Work request →
Nothing should be left out. Give all the data again exactly as written.

Source material →
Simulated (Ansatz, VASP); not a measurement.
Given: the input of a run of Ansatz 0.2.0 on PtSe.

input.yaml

Answer area →
Simulated (Ansatz, VASP); not a measurement.
Given: the input of a run of Ansatz 0.2.0 on PtSe.

input.yaml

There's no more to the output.